-- Recorded information follows --
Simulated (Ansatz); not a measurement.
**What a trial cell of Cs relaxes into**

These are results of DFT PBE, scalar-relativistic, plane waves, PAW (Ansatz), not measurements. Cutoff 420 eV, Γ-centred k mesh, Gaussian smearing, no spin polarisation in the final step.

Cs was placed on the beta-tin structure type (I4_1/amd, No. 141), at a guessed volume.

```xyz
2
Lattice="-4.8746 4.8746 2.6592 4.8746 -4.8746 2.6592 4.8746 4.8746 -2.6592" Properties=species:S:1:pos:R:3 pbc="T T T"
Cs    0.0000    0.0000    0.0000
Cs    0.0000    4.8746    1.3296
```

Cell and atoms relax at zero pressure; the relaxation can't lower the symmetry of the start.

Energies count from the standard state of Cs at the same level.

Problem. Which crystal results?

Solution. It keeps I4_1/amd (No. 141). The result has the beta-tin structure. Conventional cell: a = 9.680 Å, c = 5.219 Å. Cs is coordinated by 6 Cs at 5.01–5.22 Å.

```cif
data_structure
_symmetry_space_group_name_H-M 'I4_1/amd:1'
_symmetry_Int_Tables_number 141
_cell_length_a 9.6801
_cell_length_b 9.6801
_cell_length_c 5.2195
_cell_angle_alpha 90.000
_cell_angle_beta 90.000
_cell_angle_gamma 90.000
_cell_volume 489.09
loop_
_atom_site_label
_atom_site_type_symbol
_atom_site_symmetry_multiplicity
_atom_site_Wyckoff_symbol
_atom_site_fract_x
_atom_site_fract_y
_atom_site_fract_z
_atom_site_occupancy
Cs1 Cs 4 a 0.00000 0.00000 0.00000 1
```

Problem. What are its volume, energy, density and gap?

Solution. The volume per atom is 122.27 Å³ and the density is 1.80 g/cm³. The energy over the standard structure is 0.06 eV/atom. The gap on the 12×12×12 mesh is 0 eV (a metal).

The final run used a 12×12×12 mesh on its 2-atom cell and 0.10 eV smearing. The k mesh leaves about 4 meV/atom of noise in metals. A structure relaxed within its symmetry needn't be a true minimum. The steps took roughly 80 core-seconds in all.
-- Recorded information concluded --

Requirement. Give the lines of the material above again, exactly, from its first line through the line that contains "Solution. The volume" and no further.

Response.
Simulated (Ansatz); not a measurement.
**What a trial cell of Cs relaxes into**

These are results of DFT PBE, scalar-relativistic, plane waves, PAW (Ansatz), not measurements. Cutoff 420 eV, Γ-centred k mesh, Gaussian smearing, no spin polarisation in the final step.

Cs was placed on the beta-tin structure type (I4_1/amd, No. 141), at a guessed volume.

```xyz
2
Lattice="-4.8746 4.8746 2.6592 4.8746 -4.8746 2.6592 4.8746 4.8746 -2.6592" Properties=species:S:1:pos:R:3 pbc="T T T"
Cs    0.0000    0.0000    0.0000
Cs    0.0000    4.8746    1.3296
```

Cell and atoms relax at zero pressure; the relaxation can't lower the symmetry of the start.

Energies count from the standard state of Cs at the same level.

Problem. Which crystal results?

Solution. It keeps I4_1/amd (No. 141). The result has the beta-tin structure. Conventional cell: a = 9.680 Å, c = 5.219 Å. Cs is coordinated by 6 Cs at 5.01–5.22 Å.

```cif
data_structure
_symmetry_space_group_name_H-M 'I4_1/amd:1'
_symmetry_Int_Tables_number 141
_cell_length_a 9.6801
_cell_length_b 9.6801
_cell_length_c 5.2195
_cell_angle_alpha 90.000
_cell_angle_beta 90.000
_cell_angle_gamma 90.000
_cell_volume 489.09
loop_
_atom_site_label
_atom_site_type_symbol
_atom_site_symmetry_multiplicity
_atom_site_Wyckoff_symbol
_atom_site_fract_x
_atom_site_fract_y
_atom_site_fract_z
_atom_site_occupancy
Cs1 Cs 4 a 0.00000 0.00000 0.00000 1
```

Problem. What are its volume, energy, density and gap?

Solution. The volume per atom is 122.27 Å³ and the density is 1.80 g/cm³. The energy over the standard structure is 0.06 eV/atom. The gap on the 12×12×12 mesh is 0 eV (a metal).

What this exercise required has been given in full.